### Source material
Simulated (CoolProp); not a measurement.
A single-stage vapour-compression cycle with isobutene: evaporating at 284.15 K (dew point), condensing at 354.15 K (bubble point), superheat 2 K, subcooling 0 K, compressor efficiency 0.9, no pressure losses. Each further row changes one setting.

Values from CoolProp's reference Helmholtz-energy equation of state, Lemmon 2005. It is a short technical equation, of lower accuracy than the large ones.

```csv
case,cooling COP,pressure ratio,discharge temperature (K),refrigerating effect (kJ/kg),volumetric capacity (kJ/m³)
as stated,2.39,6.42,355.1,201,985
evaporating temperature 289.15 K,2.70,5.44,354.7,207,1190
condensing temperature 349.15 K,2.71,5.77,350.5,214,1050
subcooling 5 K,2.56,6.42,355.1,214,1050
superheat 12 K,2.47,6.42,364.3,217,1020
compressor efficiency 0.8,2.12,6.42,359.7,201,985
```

### Assignment
Quote the records above from their first line through the line containing "A single-stage vapour-compression", both ends included.

### Task result
Simulated (CoolProp); not a measurement.
A single-stage vapour-compression cycle with isobutene: evaporating at 284.15 K (dew point), condensing at 354.15 K (bubble point), superheat 2 K, subcooling 0 K, compressor efficiency 0.9, no pressure losses. Each further row changes one setting.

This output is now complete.